——

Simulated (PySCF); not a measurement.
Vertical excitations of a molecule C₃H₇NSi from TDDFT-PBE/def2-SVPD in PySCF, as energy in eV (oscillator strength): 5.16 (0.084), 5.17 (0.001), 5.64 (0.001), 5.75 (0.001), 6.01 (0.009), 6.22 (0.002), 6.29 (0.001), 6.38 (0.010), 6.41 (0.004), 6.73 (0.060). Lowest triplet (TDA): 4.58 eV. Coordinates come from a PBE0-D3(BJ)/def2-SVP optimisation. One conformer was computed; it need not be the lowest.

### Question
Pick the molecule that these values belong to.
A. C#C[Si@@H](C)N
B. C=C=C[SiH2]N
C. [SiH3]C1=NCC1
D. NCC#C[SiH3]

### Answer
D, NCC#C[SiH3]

——

**WORK REQUEST:** Print all the lines exactly as they occur in the listing.

**ANSWER SPACE:**
Simulated (PySCF); not a measurement.
Vertical excitations of a molecule C₃H₇NSi from TDDFT-PBE/def2-SVPD in PySCF, as energy in eV (oscillator strength): 5.16 (0.084), 5.17 (0.001), 5.64 (0.001), 5.75 (0.001), 6.01 (0.009), 6.22 (0.002), 6.29 (0.001), 6.38 (0.010), 6.41 (0.004), 6.73 (0.060). Lowest triplet (TDA): 4.58 eV. Coordinates come from a PBE0-D3(BJ)/def2-SVP optimisation. One conformer was computed; it need not be the lowest.

### Question
Pick the molecule that these values belong to.
A. C#C[Si@@H](C)N
B. C=C=C[SiH2]N
C. [SiH3]C1=NCC1
D. NCC#C[SiH3]

### Answer
D, NCC#C[SiH3]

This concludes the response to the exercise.